*Given information:*
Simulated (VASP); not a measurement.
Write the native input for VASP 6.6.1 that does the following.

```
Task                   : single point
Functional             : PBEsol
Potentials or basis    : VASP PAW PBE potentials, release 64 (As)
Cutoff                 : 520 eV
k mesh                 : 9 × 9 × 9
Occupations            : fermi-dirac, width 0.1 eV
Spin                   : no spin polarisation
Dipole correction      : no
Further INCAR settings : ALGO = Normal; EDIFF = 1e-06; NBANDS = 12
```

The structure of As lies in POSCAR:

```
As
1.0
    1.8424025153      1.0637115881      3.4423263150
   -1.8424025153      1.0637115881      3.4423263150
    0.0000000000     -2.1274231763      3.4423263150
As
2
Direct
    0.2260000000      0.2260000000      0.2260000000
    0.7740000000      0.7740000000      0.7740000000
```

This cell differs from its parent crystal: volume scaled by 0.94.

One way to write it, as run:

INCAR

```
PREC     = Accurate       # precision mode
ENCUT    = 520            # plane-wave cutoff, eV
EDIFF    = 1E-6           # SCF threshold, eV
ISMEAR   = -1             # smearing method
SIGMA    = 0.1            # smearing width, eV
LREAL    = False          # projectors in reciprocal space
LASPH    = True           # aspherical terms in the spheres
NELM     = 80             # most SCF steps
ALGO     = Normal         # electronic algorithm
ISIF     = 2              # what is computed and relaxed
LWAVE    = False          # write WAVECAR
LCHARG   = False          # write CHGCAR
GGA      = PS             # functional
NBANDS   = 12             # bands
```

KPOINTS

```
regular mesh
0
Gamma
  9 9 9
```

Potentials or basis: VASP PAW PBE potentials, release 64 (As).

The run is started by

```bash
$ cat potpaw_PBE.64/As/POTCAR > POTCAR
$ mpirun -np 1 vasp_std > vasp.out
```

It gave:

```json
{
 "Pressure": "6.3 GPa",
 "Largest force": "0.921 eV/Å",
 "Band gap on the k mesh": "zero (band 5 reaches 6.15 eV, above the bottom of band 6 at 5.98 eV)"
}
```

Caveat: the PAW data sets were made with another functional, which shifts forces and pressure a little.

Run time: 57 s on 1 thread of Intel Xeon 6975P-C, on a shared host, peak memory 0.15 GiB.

*Exercise:* What do the lines of the material read, from the first through the line with "Caveat: the PAW"? Transcribe them exactly and stop there.

*Exercise output:*
Simulated (VASP); not a measurement.
Write the native input for VASP 6.6.1 that does the following.

```
Task                   : single point
Functional             : PBEsol
Potentials or basis    : VASP PAW PBE potentials, release 64 (As)
Cutoff                 : 520 eV
k mesh                 : 9 × 9 × 9
Occupations            : fermi-dirac, width 0.1 eV
Spin                   : no spin polarisation
Dipole correction      : no
Further INCAR settings : ALGO = Normal; EDIFF = 1e-06; NBANDS = 12
```

The structure of As lies in POSCAR:

```
As
1.0
    1.8424025153      1.0637115881      3.4423263150
   -1.8424025153      1.0637115881      3.4423263150
    0.0000000000     -2.1274231763      3.4423263150
As
2
Direct
    0.2260000000      0.2260000000      0.2260000000
    0.7740000000      0.7740000000      0.7740000000
```

This cell differs from its parent crystal: volume scaled by 0.94.

One way to write it, as run:

INCAR

```
PREC     = Accurate       # precision mode
ENCUT    = 520            # plane-wave cutoff, eV
EDIFF    = 1E-6           # SCF threshold, eV
ISMEAR   = -1             # smearing method
SIGMA    = 0.1            # smearing width, eV
LREAL    = False          # projectors in reciprocal space
LASPH    = True           # aspherical terms in the spheres
NELM     = 80             # most SCF steps
ALGO     = Normal         # electronic algorithm
ISIF     = 2              # what is computed and relaxed
LWAVE    = False          # write WAVECAR
LCHARG   = False          # write CHGCAR
GGA      = PS             # functional
NBANDS   = 12             # bands
```

KPOINTS

```
regular mesh
0
Gamma
  9 9 9
```

Potentials or basis: VASP PAW PBE potentials, release 64 (As).

The run is started by

```bash
$ cat potpaw_PBE.64/As/POTCAR > POTCAR
$ mpirun -np 1 vasp_std > vasp.out
```

It gave:

```json
{
 "Pressure": "6.3 GPa",
 "Largest force": "0.921 eV/Å",
 "Band gap on the k mesh": "zero (band 5 reaches 6.15 eV, above the bottom of band 6 at 5.98 eV)"
}
```

Caveat: the PAW data sets were made with another functional, which shifts forces and pressure a little.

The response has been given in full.